══════════════════════════════
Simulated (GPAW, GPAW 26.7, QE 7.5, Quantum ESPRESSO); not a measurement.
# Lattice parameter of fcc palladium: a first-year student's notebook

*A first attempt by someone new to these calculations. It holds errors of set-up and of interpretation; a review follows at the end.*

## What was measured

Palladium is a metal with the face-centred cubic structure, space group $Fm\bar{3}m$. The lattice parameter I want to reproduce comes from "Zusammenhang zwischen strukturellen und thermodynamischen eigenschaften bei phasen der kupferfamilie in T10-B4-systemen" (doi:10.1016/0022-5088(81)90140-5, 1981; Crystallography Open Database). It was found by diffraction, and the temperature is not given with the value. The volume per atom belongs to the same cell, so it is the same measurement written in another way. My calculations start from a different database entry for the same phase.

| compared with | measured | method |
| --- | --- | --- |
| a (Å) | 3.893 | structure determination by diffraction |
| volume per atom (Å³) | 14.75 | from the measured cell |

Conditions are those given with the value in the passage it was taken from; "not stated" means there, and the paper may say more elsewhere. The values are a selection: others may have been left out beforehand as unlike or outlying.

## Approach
══════════════════════════════

Task item:
Give back the entries exactly. Omit none of them.

Written reply:
Simulated (GPAW, GPAW 26.7, QE 7.5, Quantum ESPRESSO); not a measurement.
# Lattice parameter of fcc palladium: a first-year student's notebook

*A first attempt by someone new to these calculations. It holds errors of set-up and of interpretation; a review follows at the end.*

## What was measured

Palladium is a metal with the face-centred cubic structure, space group $Fm\bar{3}m$. The lattice parameter I want to reproduce comes from "Zusammenhang zwischen strukturellen und thermodynamischen eigenschaften bei phasen der kupferfamilie in T10-B4-systemen" (doi:10.1016/0022-5088(81)90140-5, 1981; Crystallography Open Database). It was found by diffraction, and the temperature is not given with the value. The volume per atom belongs to the same cell, so it is the same measurement written in another way. My calculations start from a different database entry for the same phase.

| compared with | measured | method |
| --- | --- | --- |
| a (Å) | 3.893 | structure determination by diffraction |
| volume per atom (Å³) | 14.75 | from the measured cell |

Conditions are those given with the value in the passage it was taken from; "not stated" means there, and the paper may say more elsewhere. The values are a selection: others may have been left out beforehand as unlike or outlying.

## Approach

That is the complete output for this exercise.